Required action: Verbatim transcription of the listing is needed.

** Opening Dataset block **

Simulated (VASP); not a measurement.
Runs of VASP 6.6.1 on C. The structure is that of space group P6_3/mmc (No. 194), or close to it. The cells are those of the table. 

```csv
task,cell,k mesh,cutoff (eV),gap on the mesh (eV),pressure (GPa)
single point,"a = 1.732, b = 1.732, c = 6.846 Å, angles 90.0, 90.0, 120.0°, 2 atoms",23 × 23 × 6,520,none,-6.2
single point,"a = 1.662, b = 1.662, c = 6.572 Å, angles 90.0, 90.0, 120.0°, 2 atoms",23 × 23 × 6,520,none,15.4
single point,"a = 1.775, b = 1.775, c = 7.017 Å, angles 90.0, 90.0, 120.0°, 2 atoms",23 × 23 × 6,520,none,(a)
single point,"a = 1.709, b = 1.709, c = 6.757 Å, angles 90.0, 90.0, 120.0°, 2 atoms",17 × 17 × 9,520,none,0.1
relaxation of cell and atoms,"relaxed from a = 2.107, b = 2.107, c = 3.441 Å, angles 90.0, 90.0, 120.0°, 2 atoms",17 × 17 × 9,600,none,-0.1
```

** Closing Dataset block **

Expected answer:
Simulated (VASP); not a measurement.
Runs of VASP 6.6.1 on C. The structure is that of space group P6_3/mmc (No. 194), or close to it. The cells are those of the table. 

```csv
task,cell,k mesh,cutoff (eV),gap on the mesh (eV),pressure (GPa)
single point,"a = 1.732, b = 1.732, c = 6.846 Å, angles 90.0, 90.0, 120.0°, 2 atoms",23 × 23 × 6,520,none,-6.2
single point,"a = 1.662, b = 1.662, c = 6.572 Å, angles 90.0, 90.0, 120.0°, 2 atoms",23 × 23 × 6,520,none,15.4
single point,"a = 1.775, b = 1.775, c = 7.017 Å, angles 90.0, 90.0, 120.0°, 2 atoms",23 × 23 × 6,520,none,(a)
single point,"a = 1.709, b = 1.709, c = 6.757 Å, angles 90.0, 90.0, 120.0°, 2 atoms",17 × 17 × 9,520,none,0.1
relaxation of cell and atoms,"relaxed from a = 2.107, b = 2.107, c = 3.441 Å, angles 90.0, 90.0, 120.0°, 2 atoms",17 × 17 × 9,600,none,-0.1
```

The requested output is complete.